PROVIDED INFORMATION ->
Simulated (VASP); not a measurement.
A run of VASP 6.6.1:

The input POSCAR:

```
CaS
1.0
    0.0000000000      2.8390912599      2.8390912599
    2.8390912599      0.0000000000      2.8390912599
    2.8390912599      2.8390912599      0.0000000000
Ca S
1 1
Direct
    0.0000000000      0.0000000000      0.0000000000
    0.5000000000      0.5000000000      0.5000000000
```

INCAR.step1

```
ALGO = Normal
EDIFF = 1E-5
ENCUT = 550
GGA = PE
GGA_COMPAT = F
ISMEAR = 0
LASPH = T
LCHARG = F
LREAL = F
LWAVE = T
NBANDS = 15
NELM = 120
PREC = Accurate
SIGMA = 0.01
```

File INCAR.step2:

EXERCISE -> Repeat the material above exactly, including every line.

ANSWER AREA ->
Simulated (VASP); not a measurement.
A run of VASP 6.6.1:

The input POSCAR:

```
CaS
1.0
    0.0000000000      2.8390912599      2.8390912599
    2.8390912599      0.0000000000      2.8390912599
    2.8390912599      2.8390912599      0.0000000000
Ca S
1 1
Direct
    0.0000000000      0.0000000000      0.0000000000
    0.5000000000      0.5000000000      0.5000000000
```

INCAR.step1

```
ALGO = Normal
EDIFF = 1E-5
ENCUT = 550
GGA = PE
GGA_COMPAT = F
ISMEAR = 0
LASPH = T
LCHARG = F
LREAL = F
LWAVE = T
NBANDS = 15
NELM = 120
PREC = Accurate
SIGMA = 0.01
```

File INCAR.step2:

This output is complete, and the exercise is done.